**Exercise:**
When you reach the line in the listing below that contains "C2H4F2, SMILES FC(F)C", begin returning lines exactly as written, and stop after the line that contains "Map of the Laplacian". Return no other lines.

>>>>>
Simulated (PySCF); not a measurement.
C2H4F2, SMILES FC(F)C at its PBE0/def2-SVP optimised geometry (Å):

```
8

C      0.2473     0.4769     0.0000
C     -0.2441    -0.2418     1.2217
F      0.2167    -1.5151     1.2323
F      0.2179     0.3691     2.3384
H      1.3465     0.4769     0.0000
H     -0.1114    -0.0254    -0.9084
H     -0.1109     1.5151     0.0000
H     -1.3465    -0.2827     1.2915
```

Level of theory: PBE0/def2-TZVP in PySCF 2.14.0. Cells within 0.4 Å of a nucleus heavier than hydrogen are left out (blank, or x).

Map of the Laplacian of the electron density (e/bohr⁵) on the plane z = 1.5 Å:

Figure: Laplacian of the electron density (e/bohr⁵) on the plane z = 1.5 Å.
<<<<<

**Response:**
C2H4F2, SMILES FC(F)C at its PBE0/def2-SVP optimised geometry (Å):

```
8

C      0.2473     0.4769     0.0000
C     -0.2441    -0.2418     1.2217
F      0.2167    -1.5151     1.2323
F      0.2179     0.3691     2.3384
H      1.3465     0.4769     0.0000
H     -0.1114    -0.0254    -0.9084
H     -0.1109     1.5151     0.0000
H     -1.3465    -0.2827     1.2915
```

Level of theory: PBE0/def2-TZVP in PySCF 2.14.0. Cells within 0.4 Å of a nucleus heavier than hydrogen are left out (blank, or x).

Map of the Laplacian of the electron density (e/bohr⁵) on the plane z = 1.5 Å:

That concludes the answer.